### Work instruction
Give back every entry, copied exactly.

### Supplied records
· · · ·

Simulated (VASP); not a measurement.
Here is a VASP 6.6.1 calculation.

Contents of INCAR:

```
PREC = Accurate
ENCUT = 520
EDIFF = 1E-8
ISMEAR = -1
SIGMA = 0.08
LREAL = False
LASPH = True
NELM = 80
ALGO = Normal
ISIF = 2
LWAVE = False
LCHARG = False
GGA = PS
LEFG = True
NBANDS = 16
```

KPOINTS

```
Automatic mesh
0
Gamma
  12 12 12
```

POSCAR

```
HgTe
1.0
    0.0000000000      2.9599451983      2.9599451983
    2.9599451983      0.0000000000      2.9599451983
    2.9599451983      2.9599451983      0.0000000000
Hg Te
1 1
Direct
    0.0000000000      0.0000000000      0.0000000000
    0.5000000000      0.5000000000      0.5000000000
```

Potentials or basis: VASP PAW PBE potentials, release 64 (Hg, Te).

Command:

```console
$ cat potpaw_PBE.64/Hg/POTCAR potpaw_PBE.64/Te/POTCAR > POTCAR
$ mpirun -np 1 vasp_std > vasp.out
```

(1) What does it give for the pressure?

· · · ·

### Exercise solution
Simulated (VASP); not a measurement.
Here is a VASP 6.6.1 calculation.

Contents of INCAR:

```
PREC = Accurate
ENCUT = 520
EDIFF = 1E-8
ISMEAR = -1
SIGMA = 0.08
LREAL = False
LASPH = True
NELM = 80
ALGO = Normal
ISIF = 2
LWAVE = False
LCHARG = False
GGA = PS
LEFG = True
NBANDS = 16
```

KPOINTS

```
Automatic mesh
0
Gamma
  12 12 12
```

POSCAR

```
HgTe
1.0
    0.0000000000      2.9599451983      2.9599451983
    2.9599451983      0.0000000000      2.9599451983
    2.9599451983      2.9599451983      0.0000000000
Hg Te
1 1
Direct
    0.0000000000      0.0000000000      0.0000000000
    0.5000000000      0.5000000000      0.5000000000
```

Potentials or basis: VASP PAW PBE potentials, release 64 (Hg, Te).

Command:

```console
$ cat potpaw_PBE.64/Hg/POTCAR potpaw_PBE.64/Te/POTCAR > POTCAR
$ mpirun -np 1 vasp_std > vasp.out
```

(1) What does it give for the pressure?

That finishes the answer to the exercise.